### DATA PROVIDED
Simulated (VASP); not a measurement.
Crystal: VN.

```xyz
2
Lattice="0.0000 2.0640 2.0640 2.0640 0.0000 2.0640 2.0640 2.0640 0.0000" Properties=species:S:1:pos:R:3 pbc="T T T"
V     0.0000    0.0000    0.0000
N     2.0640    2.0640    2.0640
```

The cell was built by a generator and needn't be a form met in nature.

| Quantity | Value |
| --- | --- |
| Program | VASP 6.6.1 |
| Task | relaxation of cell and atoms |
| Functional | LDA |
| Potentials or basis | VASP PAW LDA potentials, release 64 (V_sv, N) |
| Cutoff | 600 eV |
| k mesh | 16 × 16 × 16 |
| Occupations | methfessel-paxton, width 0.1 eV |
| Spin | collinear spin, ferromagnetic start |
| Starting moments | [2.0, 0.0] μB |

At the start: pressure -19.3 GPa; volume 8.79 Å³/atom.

### ACTION ITEM
Transcribe each line above exactly; skip none.

### TASK RESULT
Simulated (VASP); not a measurement.
Crystal: VN.

```xyz
2
Lattice="0.0000 2.0640 2.0640 2.0640 0.0000 2.0640 2.0640 2.0640 0.0000" Properties=species:S:1:pos:R:3 pbc="T T T"
V     0.0000    0.0000    0.0000
N     2.0640    2.0640    2.0640
```

The cell was built by a generator and needn't be a form met in nature.

| Quantity | Value |
| --- | --- |
| Program | VASP 6.6.1 |
| Task | relaxation of cell and atoms |
| Functional | LDA |
| Potentials or basis | VASP PAW LDA potentials, release 64 (V_sv, N) |
| Cutoff | 600 eV |
| k mesh | 16 × 16 × 16 |
| Occupations | methfessel-paxton, width 0.1 eV |
| Spin | collinear spin, ferromagnetic start |
| Starting moments | [2.0, 0.0] μB |

At the start: pressure -19.3 GPa; volume 8.79 Å³/atom.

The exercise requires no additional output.